MATERIAL SUPPLIED:
#####

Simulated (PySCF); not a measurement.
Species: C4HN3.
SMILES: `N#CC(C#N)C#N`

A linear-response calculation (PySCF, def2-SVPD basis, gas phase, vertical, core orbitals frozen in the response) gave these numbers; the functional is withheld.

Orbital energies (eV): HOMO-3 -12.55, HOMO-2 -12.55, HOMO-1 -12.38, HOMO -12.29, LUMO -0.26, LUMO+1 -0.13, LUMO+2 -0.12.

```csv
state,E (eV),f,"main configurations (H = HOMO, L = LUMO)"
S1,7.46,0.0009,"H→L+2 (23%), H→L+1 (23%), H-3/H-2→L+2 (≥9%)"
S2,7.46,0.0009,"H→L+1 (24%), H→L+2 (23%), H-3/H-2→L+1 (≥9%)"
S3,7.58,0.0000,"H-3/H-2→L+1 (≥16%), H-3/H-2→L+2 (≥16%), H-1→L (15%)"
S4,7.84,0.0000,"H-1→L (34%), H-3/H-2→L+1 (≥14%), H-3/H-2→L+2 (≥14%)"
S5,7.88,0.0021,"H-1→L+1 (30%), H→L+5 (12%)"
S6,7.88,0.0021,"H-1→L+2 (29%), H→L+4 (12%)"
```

#####

ACTION ITEM: Repeat the listing above word for word, with no line missing.

WRITTEN REPLY:
Simulated (PySCF); not a measurement.
Species: C4HN3.
SMILES: `N#CC(C#N)C#N`

A linear-response calculation (PySCF, def2-SVPD basis, gas phase, vertical, core orbitals frozen in the response) gave these numbers; the functional is withheld.

Orbital energies (eV): HOMO-3 -12.55, HOMO-2 -12.55, HOMO-1 -12.38, HOMO -12.29, LUMO -0.26, LUMO+1 -0.13, LUMO+2 -0.12.

```csv
state,E (eV),f,"main configurations (H = HOMO, L = LUMO)"
S1,7.46,0.0009,"H→L+2 (23%), H→L+1 (23%), H-3/H-2→L+2 (≥9%)"
S2,7.46,0.0009,"H→L+1 (24%), H→L+2 (23%), H-3/H-2→L+1 (≥9%)"
S3,7.58,0.0000,"H-3/H-2→L+1 (≥16%), H-3/H-2→L+2 (≥16%), H-1→L (15%)"
S4,7.84,0.0000,"H-1→L (34%), H-3/H-2→L+1 (≥14%), H-3/H-2→L+2 (≥14%)"
S5,7.88,0.0021,"H-1→L+1 (30%), H→L+5 (12%)"
S6,7.88,0.0021,"H-1→L+2 (29%), H→L+4 (12%)"
```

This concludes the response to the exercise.